DATA TO EXAMINE: Begin

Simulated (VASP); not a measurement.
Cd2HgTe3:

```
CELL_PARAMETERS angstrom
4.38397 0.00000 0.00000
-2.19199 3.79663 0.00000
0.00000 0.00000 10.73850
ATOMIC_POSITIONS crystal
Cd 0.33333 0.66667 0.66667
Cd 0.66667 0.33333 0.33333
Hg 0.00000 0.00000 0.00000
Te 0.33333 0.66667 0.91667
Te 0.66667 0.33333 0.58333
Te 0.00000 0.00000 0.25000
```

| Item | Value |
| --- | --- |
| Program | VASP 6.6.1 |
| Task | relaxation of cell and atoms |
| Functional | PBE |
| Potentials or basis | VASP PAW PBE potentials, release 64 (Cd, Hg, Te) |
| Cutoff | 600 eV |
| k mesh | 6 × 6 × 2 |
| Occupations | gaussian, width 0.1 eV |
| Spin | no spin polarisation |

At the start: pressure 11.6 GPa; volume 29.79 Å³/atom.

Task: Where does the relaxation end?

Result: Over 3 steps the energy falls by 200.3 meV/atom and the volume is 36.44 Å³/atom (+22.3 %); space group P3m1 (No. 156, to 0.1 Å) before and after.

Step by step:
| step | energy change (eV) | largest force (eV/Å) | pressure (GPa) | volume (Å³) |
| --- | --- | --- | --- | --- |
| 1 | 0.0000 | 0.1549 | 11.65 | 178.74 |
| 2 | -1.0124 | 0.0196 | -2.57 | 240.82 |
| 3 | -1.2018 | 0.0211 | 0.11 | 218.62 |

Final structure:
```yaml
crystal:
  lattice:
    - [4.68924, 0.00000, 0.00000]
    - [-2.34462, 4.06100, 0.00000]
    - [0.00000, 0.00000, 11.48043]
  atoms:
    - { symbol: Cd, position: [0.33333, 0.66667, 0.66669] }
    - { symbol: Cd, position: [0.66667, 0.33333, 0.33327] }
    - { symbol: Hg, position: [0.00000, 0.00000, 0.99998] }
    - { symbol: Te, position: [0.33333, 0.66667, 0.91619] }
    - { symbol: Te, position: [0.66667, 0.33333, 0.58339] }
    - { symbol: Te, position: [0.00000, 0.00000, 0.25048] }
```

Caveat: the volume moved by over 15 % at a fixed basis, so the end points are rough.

DATA TO EXAMINE: End

**EXERCISE:** Working from the material above, restate word for word the lines between the line with "(Cd, Hg, Te) |" and the line with "Task: Where does the relaxation end?", both included, and only those.

**RESPONSE:**
| Potentials or basis | VASP PAW PBE potentials, release 64 (Cd, Hg, Te) |
| Cutoff | 600 eV |
| k mesh | 6 × 6 × 2 |
| Occupations | gaussian, width 0.1 eV |
| Spin | no spin polarisation |

At the start: pressure 11.6 GPa; volume 29.79 Å³/atom.

Task: Where does the relaxation end?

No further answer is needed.